=======

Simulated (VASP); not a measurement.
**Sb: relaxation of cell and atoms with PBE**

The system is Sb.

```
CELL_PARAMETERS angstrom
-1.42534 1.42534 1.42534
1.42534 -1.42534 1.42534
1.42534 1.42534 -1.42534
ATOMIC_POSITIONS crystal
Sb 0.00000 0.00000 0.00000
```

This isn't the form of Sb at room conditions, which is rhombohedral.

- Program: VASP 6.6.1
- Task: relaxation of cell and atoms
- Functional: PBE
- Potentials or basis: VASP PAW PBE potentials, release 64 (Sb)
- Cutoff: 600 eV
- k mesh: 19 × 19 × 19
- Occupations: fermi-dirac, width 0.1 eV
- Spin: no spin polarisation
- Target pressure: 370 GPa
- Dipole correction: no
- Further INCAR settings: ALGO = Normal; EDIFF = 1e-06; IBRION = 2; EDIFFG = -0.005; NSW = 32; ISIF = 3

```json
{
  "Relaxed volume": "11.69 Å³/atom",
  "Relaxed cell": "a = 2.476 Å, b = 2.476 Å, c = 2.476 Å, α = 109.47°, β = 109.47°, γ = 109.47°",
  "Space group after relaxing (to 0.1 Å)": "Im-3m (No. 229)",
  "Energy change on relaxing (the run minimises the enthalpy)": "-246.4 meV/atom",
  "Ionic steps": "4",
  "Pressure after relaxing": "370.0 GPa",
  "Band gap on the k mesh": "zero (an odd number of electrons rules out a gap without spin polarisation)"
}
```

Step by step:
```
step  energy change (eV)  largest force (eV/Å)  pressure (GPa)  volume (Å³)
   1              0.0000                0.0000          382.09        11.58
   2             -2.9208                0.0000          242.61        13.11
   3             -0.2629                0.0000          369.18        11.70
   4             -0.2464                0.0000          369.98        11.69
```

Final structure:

=======

> Work task: The reply should hold only the lines from the top of the records through the line that has "- Functional: PBE", each one exact.

> Result:
Simulated (VASP); not a measurement.
**Sb: relaxation of cell and atoms with PBE**

The system is Sb.

```
CELL_PARAMETERS angstrom
-1.42534 1.42534 1.42534
1.42534 -1.42534 1.42534
1.42534 1.42534 -1.42534
ATOMIC_POSITIONS crystal
Sb 0.00000 0.00000 0.00000
```

This isn't the form of Sb at room conditions, which is rhombohedral.

- Program: VASP 6.6.1
- Task: relaxation of cell and atoms
- Functional: PBE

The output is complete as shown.